BEGIN
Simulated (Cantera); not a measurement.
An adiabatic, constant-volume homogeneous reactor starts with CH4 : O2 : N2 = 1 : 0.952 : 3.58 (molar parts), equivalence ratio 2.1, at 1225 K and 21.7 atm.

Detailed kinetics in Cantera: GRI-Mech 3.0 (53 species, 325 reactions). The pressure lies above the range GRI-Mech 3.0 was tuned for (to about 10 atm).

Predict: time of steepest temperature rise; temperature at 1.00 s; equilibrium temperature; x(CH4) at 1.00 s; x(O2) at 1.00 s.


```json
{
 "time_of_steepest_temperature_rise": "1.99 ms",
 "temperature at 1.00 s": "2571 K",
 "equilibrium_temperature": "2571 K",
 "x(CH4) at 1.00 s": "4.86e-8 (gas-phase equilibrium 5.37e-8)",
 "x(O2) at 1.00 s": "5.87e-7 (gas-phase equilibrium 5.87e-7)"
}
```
END

● Required action
Begin at the first line of the entries above and copy every line exactly, ending with the line that contains "Detailed kinetics in".

● Worked solution
Simulated (Cantera); not a measurement.
An adiabatic, constant-volume homogeneous reactor starts with CH4 : O2 : N2 = 1 : 0.952 : 3.58 (molar parts), equivalence ratio 2.1, at 1225 K and 21.7 atm.

Detailed kinetics in Cantera: GRI-Mech 3.0 (53 species, 325 reactions). The pressure lies above the range GRI-Mech 3.0 was tuned for (to about 10 atm).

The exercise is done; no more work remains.